▼▼▼

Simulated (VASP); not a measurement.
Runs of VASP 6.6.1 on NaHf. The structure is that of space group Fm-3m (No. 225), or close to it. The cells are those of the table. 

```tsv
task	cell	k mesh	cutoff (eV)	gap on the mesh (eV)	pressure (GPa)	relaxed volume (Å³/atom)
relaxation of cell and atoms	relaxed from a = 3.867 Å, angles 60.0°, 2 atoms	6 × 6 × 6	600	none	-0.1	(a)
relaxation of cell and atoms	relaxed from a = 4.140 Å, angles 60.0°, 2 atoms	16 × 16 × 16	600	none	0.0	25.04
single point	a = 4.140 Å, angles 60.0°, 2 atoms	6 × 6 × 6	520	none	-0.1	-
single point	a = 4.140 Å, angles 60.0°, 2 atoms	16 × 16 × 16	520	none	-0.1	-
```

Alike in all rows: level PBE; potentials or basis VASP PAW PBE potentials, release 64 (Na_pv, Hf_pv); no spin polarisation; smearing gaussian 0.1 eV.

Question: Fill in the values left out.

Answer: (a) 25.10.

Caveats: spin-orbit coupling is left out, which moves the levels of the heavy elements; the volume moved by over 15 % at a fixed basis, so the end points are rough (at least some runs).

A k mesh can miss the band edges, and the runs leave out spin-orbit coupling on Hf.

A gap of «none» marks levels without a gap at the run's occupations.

▲▲▲

**WORK TASK**
Please give an exact restatement of only the lines from the beginning of the material above to the line with "A k mesh can", inclusive.

**ANSWER BOX**
Simulated (VASP); not a measurement.
Runs of VASP 6.6.1 on NaHf. The structure is that of space group Fm-3m (No. 225), or close to it. The cells are those of the table. 

```tsv
task	cell	k mesh	cutoff (eV)	gap on the mesh (eV)	pressure (GPa)	relaxed volume (Å³/atom)
relaxation of cell and atoms	relaxed from a = 3.867 Å, angles 60.0°, 2 atoms	6 × 6 × 6	600	none	-0.1	(a)
relaxation of cell and atoms	relaxed from a = 4.140 Å, angles 60.0°, 2 atoms	16 × 16 × 16	600	none	0.0	25.04
single point	a = 4.140 Å, angles 60.0°, 2 atoms	6 × 6 × 6	520	none	-0.1	-
single point	a = 4.140 Å, angles 60.0°, 2 atoms	16 × 16 × 16	520	none	-0.1	-
```

Alike in all rows: level PBE; potentials or basis VASP PAW PBE potentials, release 64 (Na_pv, Hf_pv); no spin polarisation; smearing gaussian 0.1 eV.

Question: Fill in the values left out.

Answer: (a) 25.10.

Caveats: spin-orbit coupling is left out, which moves the levels of the heavy elements; the volume moved by over 15 % at a fixed basis, so the end points are rough (at least some runs).

A k mesh can miss the band edges, and the runs leave out spin-orbit coupling on Hf.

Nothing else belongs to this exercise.